BRIEF
From the listing below, copy only the lines from the line that contains "Two members of" to the line that contains "First: In14P13H34⁻, cut", counting those two lines as part of the copy.

....
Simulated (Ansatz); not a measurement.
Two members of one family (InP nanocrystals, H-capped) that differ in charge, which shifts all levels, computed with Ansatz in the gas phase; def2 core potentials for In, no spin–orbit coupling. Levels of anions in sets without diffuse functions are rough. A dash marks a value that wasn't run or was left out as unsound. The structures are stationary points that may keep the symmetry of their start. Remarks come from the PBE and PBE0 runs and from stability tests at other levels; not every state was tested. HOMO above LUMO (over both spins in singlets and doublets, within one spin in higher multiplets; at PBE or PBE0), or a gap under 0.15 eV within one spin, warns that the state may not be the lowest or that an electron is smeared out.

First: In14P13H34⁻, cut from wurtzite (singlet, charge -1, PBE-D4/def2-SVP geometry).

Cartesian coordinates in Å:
....

TASK RESPONSE
Two members of one family (InP nanocrystals, H-capped) that differ in charge, which shifts all levels, computed with Ansatz in the gas phase; def2 core potentials for In, no spin–orbit coupling. Levels of anions in sets without diffuse functions are rough. A dash marks a value that wasn't run or was left out as unsound. The structures are stationary points that may keep the symmetry of their start. Remarks come from the PBE and PBE0 runs and from stability tests at other levels; not every state was tested. HOMO above LUMO (over both spins in singlets and doublets, within one spin in higher multiplets; at PBE or PBE0), or a gap under 0.15 eV within one spin, warns that the state may not be the lowest or that an electron is smeared out.

First: In14P13H34⁻, cut from wurtzite (singlet, charge -1, PBE-D4/def2-SVP geometry).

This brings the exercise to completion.